◆ Stored data ◆
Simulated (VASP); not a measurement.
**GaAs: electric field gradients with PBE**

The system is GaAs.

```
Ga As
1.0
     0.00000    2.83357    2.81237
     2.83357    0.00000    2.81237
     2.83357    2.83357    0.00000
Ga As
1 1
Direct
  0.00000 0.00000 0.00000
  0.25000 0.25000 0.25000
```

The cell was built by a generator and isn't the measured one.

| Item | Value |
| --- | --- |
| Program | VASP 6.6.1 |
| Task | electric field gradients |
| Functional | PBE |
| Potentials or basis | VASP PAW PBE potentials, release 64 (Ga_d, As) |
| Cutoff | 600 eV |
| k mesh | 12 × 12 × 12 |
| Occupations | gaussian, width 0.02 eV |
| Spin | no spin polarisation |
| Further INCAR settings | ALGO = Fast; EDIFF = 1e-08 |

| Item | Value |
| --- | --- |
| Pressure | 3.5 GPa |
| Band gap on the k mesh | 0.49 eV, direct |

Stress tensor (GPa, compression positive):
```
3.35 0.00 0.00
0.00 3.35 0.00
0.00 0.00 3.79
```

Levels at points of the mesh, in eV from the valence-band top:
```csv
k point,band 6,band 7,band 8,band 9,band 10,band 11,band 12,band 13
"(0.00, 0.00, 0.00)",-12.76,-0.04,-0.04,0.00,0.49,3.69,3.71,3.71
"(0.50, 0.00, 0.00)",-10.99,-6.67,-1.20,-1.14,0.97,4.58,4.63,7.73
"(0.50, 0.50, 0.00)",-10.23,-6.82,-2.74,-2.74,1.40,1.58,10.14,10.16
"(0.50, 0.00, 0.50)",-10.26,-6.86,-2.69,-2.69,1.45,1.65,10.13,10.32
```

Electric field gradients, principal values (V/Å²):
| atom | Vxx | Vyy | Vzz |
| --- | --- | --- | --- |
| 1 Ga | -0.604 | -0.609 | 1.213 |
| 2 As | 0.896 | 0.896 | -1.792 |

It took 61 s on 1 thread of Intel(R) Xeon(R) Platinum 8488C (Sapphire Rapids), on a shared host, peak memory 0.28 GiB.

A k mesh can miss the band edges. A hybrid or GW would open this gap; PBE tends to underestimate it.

◆ Work order ◆
Beginning at the top of the data, extract each line through the line containing "It took 61 s" and return those lines exactly, with nothing added.

◆ Written response ◆
Simulated (VASP); not a measurement.
**GaAs: electric field gradients with PBE**

The system is GaAs.

```
Ga As
1.0
     0.00000    2.83357    2.81237
     2.83357    0.00000    2.81237
     2.83357    2.83357    0.00000
Ga As
1 1
Direct
  0.00000 0.00000 0.00000
  0.25000 0.25000 0.25000
```

The cell was built by a generator and isn't the measured one.

| Item | Value |
| --- | --- |
| Program | VASP 6.6.1 |
| Task | electric field gradients |
| Functional | PBE |
| Potentials or basis | VASP PAW PBE potentials, release 64 (Ga_d, As) |
| Cutoff | 600 eV |
| k mesh | 12 × 12 × 12 |
| Occupations | gaussian, width 0.02 eV |
| Spin | no spin polarisation |
| Further INCAR settings | ALGO = Fast; EDIFF = 1e-08 |

| Item | Value |
| --- | --- |
| Pressure | 3.5 GPa |
| Band gap on the k mesh | 0.49 eV, direct |

Stress tensor (GPa, compression positive):
```
3.35 0.00 0.00
0.00 3.35 0.00
0.00 0.00 3.79
```

Levels at points of the mesh, in eV from the valence-band top:
```csv
k point,band 6,band 7,band 8,band 9,band 10,band 11,band 12,band 13
"(0.00, 0.00, 0.00)",-12.76,-0.04,-0.04,0.00,0.49,3.69,3.71,3.71
"(0.50, 0.00, 0.00)",-10.99,-6.67,-1.20,-1.14,0.97,4.58,4.63,7.73
"(0.50, 0.50, 0.00)",-10.23,-6.82,-2.74,-2.74,1.40,1.58,10.14,10.16
"(0.50, 0.00, 0.50)",-10.26,-6.86,-2.69,-2.69,1.45,1.65,10.13,10.32
```

Electric field gradients, principal values (V/Å²):
| atom | Vxx | Vyy | Vzz |
| --- | --- | --- | --- |
| 1 Ga | -0.604 | -0.609 | 1.213 |
| 2 As | 0.896 | 0.896 | -1.792 |

It took 61 s on 1 thread of Intel(R) Xeon(R) Platinum 8488C (Sapphire Rapids), on a shared host, peak memory 0.28 GiB.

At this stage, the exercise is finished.